----- Material supplied -----

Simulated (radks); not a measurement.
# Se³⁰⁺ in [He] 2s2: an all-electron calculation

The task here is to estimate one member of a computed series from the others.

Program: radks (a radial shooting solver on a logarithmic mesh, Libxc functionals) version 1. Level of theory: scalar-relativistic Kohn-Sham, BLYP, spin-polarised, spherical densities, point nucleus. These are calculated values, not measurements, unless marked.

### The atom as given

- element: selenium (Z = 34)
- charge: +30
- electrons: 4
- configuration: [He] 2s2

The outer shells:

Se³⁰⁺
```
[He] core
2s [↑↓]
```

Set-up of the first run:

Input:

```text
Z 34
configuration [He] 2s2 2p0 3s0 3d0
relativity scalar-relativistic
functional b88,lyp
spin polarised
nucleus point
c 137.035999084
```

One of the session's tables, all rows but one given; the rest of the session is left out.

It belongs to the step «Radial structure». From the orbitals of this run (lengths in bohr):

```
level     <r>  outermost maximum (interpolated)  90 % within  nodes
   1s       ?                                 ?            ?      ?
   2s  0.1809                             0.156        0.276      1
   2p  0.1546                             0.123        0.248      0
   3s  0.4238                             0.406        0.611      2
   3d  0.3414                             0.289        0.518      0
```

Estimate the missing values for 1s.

-----

Each line from the top of the records through the one with "### The atom as given" should be returned exactly. Leave out everything else.

▶ Answer space
Simulated (radks); not a measurement.
# Se³⁰⁺ in [He] 2s2: an all-electron calculation

The task here is to estimate one member of a computed series from the others.

Program: radks (a radial shooting solver on a logarithmic mesh, Libxc functionals) version 1. Level of theory: scalar-relativistic Kohn-Sham, BLYP, spin-polarised, spherical densities, point nucleus. These are calculated values, not measurements, unless marked.

### The atom as given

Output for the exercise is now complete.